# Task item
Transcribe all of the data, leaving nothing out and changing nothing.

# Provided material
((

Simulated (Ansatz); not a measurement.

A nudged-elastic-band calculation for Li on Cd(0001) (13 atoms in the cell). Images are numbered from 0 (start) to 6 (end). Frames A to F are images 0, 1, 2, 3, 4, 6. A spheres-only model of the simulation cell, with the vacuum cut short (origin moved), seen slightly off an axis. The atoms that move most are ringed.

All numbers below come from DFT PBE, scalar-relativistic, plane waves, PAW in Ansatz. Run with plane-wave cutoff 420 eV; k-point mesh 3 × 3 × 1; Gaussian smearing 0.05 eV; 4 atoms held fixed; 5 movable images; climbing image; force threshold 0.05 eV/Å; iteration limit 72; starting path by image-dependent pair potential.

))

# Exercise answer
Simulated (Ansatz); not a measurement.

A nudged-elastic-band calculation for Li on Cd(0001) (13 atoms in the cell). Images are numbered from 0 (start) to 6 (end). Frames A to F are images 0, 1, 2, 3, 4, 6. A spheres-only model of the simulation cell, with the vacuum cut short (origin moved), seen slightly off an axis. The atoms that move most are ringed.

All numbers below come from DFT PBE, scalar-relativistic, plane waves, PAW in Ansatz. Run with plane-wave cutoff 420 eV; k-point mesh 3 × 3 × 1; Gaussian smearing 0.05 eV; 4 atoms held fixed; 5 movable images; climbing image; force threshold 0.05 eV/Å; iteration limit 72; starting path by image-dependent pair potential.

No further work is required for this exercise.